- Required action
From the first line to the last, set down the data exactly as given.

--------------------------------

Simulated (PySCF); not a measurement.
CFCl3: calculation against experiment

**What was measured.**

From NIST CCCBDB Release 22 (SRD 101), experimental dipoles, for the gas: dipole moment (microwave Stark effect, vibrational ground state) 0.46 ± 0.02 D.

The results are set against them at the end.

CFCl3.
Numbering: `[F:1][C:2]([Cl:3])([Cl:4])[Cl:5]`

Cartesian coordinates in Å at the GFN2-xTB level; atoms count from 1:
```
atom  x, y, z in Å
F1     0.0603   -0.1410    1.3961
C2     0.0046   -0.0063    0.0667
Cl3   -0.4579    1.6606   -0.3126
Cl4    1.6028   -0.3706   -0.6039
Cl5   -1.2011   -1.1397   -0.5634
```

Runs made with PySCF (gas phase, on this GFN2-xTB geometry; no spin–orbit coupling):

--------------------------------

- Your response
Simulated (PySCF); not a measurement.
CFCl3: calculation against experiment

**What was measured.**

From NIST CCCBDB Release 22 (SRD 101), experimental dipoles, for the gas: dipole moment (microwave Stark effect, vibrational ground state) 0.46 ± 0.02 D.

The results are set against them at the end.

CFCl3.
Numbering: `[F:1][C:2]([Cl:3])([Cl:4])[Cl:5]`

Cartesian coordinates in Å at the GFN2-xTB level; atoms count from 1:
```
atom  x, y, z in Å
F1     0.0603   -0.1410    1.3961
C2     0.0046   -0.0063    0.0667
Cl3   -0.4579    1.6606   -0.3126
Cl4    1.6028   -0.3706   -0.6039
Cl5   -1.2011   -1.1397   -0.5634
```

Runs made with PySCF (gas phase, on this GFN2-xTB geometry; no spin–orbit coupling):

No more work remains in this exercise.